═══ Supplied material
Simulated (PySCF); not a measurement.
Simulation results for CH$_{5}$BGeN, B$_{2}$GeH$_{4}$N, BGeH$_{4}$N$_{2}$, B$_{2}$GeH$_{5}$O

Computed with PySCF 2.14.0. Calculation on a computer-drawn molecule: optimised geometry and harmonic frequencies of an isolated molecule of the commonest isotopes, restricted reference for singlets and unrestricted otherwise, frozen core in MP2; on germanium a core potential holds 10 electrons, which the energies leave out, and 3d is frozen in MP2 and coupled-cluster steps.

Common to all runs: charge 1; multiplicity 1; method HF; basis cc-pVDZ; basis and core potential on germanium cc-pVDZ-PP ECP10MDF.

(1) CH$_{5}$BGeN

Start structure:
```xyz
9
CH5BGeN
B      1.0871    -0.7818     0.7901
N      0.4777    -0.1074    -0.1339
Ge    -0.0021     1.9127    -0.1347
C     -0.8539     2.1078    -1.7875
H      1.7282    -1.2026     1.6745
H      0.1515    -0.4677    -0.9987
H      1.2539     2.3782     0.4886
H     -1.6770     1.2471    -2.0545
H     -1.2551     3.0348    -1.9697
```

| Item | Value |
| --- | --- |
══════

Reproduce exactly the lines from the beginning of the entries above up to and including the line that contains "Item | Value |".

Simulated (PySCF); not a measurement.
Simulation results for CH$_{5}$BGeN, B$_{2}$GeH$_{4}$N, BGeH$_{4}$N$_{2}$, B$_{2}$GeH$_{5}$O

Computed with PySCF 2.14.0. Calculation on a computer-drawn molecule: optimised geometry and harmonic frequencies of an isolated molecule of the commonest isotopes, restricted reference for singlets and unrestricted otherwise, frozen core in MP2; on germanium a core potential holds 10 electrons, which the energies leave out, and 3d is frozen in MP2 and coupled-cluster steps.

Common to all runs: charge 1; multiplicity 1; method HF; basis cc-pVDZ; basis and core potential on germanium cc-pVDZ-PP ECP10MDF.

(1) CH$_{5}$BGeN

Start structure:
```xyz
9
CH5BGeN
B      1.0871    -0.7818     0.7901
N      0.4777    -0.1074    -0.1339
Ge    -0.0021     1.9127    -0.1347
C     -0.8539     2.1078    -1.7875
H      1.7282    -1.2026     1.6745
H      0.1515    -0.4677    -0.9987
H      1.2539     2.3782     0.4886
H     -1.6770     1.2471    -2.0545
H     -1.2551     3.0348    -1.9697
```

| Item | Value |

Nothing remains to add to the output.